### DATA SUPPLIED
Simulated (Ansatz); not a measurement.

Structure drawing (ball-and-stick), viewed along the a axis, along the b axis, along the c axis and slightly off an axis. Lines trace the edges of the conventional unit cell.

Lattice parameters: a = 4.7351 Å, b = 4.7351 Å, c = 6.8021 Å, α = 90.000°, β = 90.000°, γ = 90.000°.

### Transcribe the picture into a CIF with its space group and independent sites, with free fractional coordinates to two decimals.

### WORK INSTRUCTION
Repeat the entries above verbatim.

### RESPONSE AREA
Simulated (Ansatz); not a measurement.

Structure drawing (ball-and-stick), viewed along the a axis, along the b axis, along the c axis and slightly off an axis. Lines trace the edges of the conventional unit cell.

Lattice parameters: a = 4.7351 Å, b = 4.7351 Å, c = 6.8021 Å, α = 90.000°, β = 90.000°, γ = 90.000°.

### Transcribe the picture into a CIF with its space group and independent sites, with free fractional coordinates to two decimals.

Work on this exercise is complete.